Task item
The lines from the start of the data through the line containing "Problem. Estimate the pressure." are to be reproduced exactly, both ends included.

Data listing
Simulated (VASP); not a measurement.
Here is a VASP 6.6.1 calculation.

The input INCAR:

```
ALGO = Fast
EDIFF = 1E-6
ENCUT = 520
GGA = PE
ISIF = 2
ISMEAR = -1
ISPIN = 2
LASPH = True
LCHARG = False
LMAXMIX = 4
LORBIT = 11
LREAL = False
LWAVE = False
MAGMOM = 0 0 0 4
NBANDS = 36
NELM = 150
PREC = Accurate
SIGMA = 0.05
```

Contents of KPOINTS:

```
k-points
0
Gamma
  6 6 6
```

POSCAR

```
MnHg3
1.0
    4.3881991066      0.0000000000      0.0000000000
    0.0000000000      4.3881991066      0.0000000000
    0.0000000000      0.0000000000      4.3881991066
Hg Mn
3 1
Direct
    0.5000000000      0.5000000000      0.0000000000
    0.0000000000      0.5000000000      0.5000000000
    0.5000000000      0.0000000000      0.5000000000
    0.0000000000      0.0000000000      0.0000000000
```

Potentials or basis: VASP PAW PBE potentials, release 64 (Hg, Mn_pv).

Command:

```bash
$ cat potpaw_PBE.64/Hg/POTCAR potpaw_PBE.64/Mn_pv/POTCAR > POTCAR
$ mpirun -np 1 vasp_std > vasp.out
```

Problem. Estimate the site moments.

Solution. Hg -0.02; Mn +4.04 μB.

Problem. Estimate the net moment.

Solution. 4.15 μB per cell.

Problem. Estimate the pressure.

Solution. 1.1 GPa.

Exercise answer
Simulated (VASP); not a measurement.
Here is a VASP 6.6.1 calculation.

The input INCAR:

```
ALGO = Fast
EDIFF = 1E-6
ENCUT = 520
GGA = PE
ISIF = 2
ISMEAR = -1
ISPIN = 2
LASPH = True
LCHARG = False
LMAXMIX = 4
LORBIT = 11
LREAL = False
LWAVE = False
MAGMOM = 0 0 0 4
NBANDS = 36
NELM = 150
PREC = Accurate
SIGMA = 0.05
```

Contents of KPOINTS:

```
k-points
0
Gamma
  6 6 6
```

POSCAR

```
MnHg3
1.0
    4.3881991066      0.0000000000      0.0000000000
    0.0000000000      4.3881991066      0.0000000000
    0.0000000000      0.0000000000      4.3881991066
Hg Mn
3 1
Direct
    0.5000000000      0.5000000000      0.0000000000
    0.0000000000      0.5000000000      0.5000000000
    0.5000000000      0.0000000000      0.5000000000
    0.0000000000      0.0000000000      0.0000000000
```

Potentials or basis: VASP PAW PBE potentials, release 64 (Hg, Mn_pv).

Command:

```bash
$ cat potpaw_PBE.64/Hg/POTCAR potpaw_PBE.64/Mn_pv/POTCAR > POTCAR
$ mpirun -np 1 vasp_std > vasp.out
```

Problem. Estimate the site moments.

Solution. Hg -0.02; Mn +4.04 μB.

Problem. Estimate the net moment.

Solution. 4.15 μB per cell.

Problem. Estimate the pressure.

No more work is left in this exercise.